▶ Work item: Write out every record in full, keeping each character exactly as it is.

*** Opening of Entries supplied ***
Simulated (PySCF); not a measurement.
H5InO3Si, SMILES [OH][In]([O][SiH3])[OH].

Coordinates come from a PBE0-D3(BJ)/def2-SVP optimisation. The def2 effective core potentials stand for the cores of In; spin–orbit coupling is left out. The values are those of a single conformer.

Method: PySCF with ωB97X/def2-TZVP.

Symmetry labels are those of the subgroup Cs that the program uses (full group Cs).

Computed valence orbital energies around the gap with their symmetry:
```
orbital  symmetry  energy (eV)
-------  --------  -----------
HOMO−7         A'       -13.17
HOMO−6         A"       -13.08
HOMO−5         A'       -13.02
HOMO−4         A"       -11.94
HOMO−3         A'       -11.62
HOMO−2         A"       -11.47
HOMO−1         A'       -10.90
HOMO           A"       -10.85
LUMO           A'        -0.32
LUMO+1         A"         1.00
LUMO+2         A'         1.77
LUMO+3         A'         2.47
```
*** Close of Entries supplied ***

▶ Expected answer:
Simulated (PySCF); not a measurement.
H5InO3Si, SMILES [OH][In]([O][SiH3])[OH].

Coordinates come from a PBE0-D3(BJ)/def2-SVP optimisation. The def2 effective core potentials stand for the cores of In; spin–orbit coupling is left out. The values are those of a single conformer.

Method: PySCF with ωB97X/def2-TZVP.

Symmetry labels are those of the subgroup Cs that the program uses (full group Cs).

Computed valence orbital energies around the gap with their symmetry:
```
orbital  symmetry  energy (eV)
-------  --------  -----------
HOMO−7         A'       -13.17
HOMO−6         A"       -13.08
HOMO−5         A'       -13.02
HOMO−4         A"       -11.94
HOMO−3         A'       -11.62
HOMO−2         A"       -11.47
HOMO−1         A'       -10.90
HOMO           A"       -10.85
LUMO           A'        -0.32
LUMO+1         A"         1.00
LUMO+2         A'         1.77
LUMO+3         A'         2.47
```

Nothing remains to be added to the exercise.